| Extracted material |
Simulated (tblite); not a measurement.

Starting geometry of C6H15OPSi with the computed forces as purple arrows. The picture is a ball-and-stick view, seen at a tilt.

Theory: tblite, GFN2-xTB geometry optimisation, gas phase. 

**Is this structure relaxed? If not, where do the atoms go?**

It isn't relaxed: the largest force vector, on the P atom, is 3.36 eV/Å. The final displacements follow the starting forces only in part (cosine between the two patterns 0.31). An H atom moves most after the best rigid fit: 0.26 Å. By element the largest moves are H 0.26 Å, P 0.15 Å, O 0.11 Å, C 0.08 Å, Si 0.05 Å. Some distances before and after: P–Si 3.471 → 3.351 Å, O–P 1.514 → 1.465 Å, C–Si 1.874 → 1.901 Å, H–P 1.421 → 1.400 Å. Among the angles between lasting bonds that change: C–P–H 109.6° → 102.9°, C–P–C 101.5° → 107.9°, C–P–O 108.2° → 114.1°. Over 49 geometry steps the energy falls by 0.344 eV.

| Task item |
Take the line above containing "Starting geometry of", the line containing "the atoms go?**", and all lines in between, and copy them exactly without anything else.

| Expected answer |
Starting geometry of C6H15OPSi with the computed forces as purple arrows. The picture is a ball-and-stick view, seen at a tilt.

Theory: tblite, GFN2-xTB geometry optimisation, gas phase. 

**Is this structure relaxed? If not, where do the atoms go?**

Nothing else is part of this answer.